▶ ACTIVITY: The lines from the top of the data down to the line with "Problem. Order them" should be repeated exactly, both ends included.

──────── DATA LISTING ────────

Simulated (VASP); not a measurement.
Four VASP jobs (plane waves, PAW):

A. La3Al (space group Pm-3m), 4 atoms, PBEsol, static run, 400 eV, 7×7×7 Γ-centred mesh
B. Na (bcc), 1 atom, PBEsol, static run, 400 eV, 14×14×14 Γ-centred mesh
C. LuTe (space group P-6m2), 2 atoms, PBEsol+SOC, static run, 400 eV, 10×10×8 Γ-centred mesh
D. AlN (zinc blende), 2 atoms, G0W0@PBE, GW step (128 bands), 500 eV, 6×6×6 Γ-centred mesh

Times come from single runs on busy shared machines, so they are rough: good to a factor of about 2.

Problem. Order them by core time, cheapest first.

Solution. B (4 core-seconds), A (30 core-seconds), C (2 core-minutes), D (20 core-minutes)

────────

▶ ANSWER SECTION:
Simulated (VASP); not a measurement.
Four VASP jobs (plane waves, PAW):

A. La3Al (space group Pm-3m), 4 atoms, PBEsol, static run, 400 eV, 7×7×7 Γ-centred mesh
B. Na (bcc), 1 atom, PBEsol, static run, 400 eV, 14×14×14 Γ-centred mesh
C. LuTe (space group P-6m2), 2 atoms, PBEsol+SOC, static run, 400 eV, 10×10×8 Γ-centred mesh
D. AlN (zinc blende), 2 atoms, G0W0@PBE, GW step (128 bands), 500 eV, 6×6×6 Γ-centred mesh

Times come from single runs on busy shared machines, so they are rough: good to a factor of about 2.

Problem. Order them by core time, cheapest first.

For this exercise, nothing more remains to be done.